▶ Brief:
Every record must appear in your reply exactly as written.

▶ Records supplied:
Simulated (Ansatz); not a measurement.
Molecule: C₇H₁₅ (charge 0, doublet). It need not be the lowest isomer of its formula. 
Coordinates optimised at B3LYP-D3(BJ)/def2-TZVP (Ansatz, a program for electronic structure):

▶ Your response:
Simulated (Ansatz); not a measurement.
Molecule: C₇H₁₅ (charge 0, doublet). It need not be the lowest isomer of its formula. 
Coordinates optimised at B3LYP-D3(BJ)/def2-TZVP (Ansatz, a program for electronic structure):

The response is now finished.